Work request: Keep only the lines from the start of the data through the line containing "vector v at", and output them exactly.

Information given:
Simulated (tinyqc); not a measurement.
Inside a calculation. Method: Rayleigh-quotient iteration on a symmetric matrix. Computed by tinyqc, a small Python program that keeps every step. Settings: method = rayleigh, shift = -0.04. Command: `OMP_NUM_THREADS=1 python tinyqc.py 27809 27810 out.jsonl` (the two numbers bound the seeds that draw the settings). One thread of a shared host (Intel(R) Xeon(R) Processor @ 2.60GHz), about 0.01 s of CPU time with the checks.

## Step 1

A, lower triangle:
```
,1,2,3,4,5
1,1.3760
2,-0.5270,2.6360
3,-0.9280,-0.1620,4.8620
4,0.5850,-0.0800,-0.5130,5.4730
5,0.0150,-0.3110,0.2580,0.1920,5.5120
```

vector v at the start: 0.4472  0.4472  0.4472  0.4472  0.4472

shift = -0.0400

Task output:
Simulated (tinyqc); not a measurement.
Inside a calculation. Method: Rayleigh-quotient iteration on a symmetric matrix. Computed by tinyqc, a small Python program that keeps every step. Settings: method = rayleigh, shift = -0.04. Command: `OMP_NUM_THREADS=1 python tinyqc.py 27809 27810 out.jsonl` (the two numbers bound the seeds that draw the settings). One thread of a shared host (Intel(R) Xeon(R) Processor @ 2.60GHz), about 0.01 s of CPU time with the checks.

## Step 1

A, lower triangle:
```
,1,2,3,4,5
1,1.3760
2,-0.5270,2.6360
3,-0.9280,-0.1620,4.8620
4,0.5850,-0.0800,-0.5130,5.4730
5,0.0150,-0.3110,0.2580,0.1920,5.5120
```

vector v at the start: 0.4472  0.4472  0.4472  0.4472  0.4472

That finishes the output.